**Source data**:
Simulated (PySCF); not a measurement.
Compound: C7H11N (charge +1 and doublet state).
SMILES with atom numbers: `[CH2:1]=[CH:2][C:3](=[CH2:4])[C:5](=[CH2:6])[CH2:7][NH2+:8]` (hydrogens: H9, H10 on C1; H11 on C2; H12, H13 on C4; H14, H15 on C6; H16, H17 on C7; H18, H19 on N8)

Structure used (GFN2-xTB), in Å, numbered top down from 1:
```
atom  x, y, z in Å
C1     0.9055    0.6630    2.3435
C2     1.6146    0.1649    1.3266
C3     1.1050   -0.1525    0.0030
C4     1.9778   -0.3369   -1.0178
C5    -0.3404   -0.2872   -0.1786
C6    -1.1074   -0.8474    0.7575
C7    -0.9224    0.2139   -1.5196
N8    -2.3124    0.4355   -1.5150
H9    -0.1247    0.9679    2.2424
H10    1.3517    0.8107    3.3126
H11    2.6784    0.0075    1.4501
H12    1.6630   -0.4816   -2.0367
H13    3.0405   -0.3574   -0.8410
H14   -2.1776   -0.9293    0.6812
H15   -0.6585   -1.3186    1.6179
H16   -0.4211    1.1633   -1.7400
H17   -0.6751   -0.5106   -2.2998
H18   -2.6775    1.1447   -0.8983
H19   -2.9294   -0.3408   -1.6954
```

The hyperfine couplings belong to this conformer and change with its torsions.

**Task item**: Write all the records out again. Nothing may differ from the original.

**Task solution**:
Simulated (PySCF); not a measurement.
Compound: C7H11N (charge +1 and doublet state).
SMILES with atom numbers: `[CH2:1]=[CH:2][C:3](=[CH2:4])[C:5](=[CH2:6])[CH2:7][NH2+:8]` (hydrogens: H9, H10 on C1; H11 on C2; H12, H13 on C4; H14, H15 on C6; H16, H17 on C7; H18, H19 on N8)

Structure used (GFN2-xTB), in Å, numbered top down from 1:
```
atom  x, y, z in Å
C1     0.9055    0.6630    2.3435
C2     1.6146    0.1649    1.3266
C3     1.1050   -0.1525    0.0030
C4     1.9778   -0.3369   -1.0178
C5    -0.3404   -0.2872   -0.1786
C6    -1.1074   -0.8474    0.7575
C7    -0.9224    0.2139   -1.5196
N8    -2.3124    0.4355   -1.5150
H9    -0.1247    0.9679    2.2424
H10    1.3517    0.8107    3.3126
H11    2.6784    0.0075    1.4501
H12    1.6630   -0.4816   -2.0367
H13    3.0405   -0.3574   -0.8410
H14   -2.1776   -0.9293    0.6812
H15   -0.6585   -1.3186    1.6179
H16   -0.4211    1.1633   -1.7400
H17   -0.6751   -0.5106   -2.2998
H18   -2.6775    1.1447   -0.8983
H19   -2.9294   -0.3408   -1.6954
```

The hyperfine couplings belong to this conformer and change with its torsions.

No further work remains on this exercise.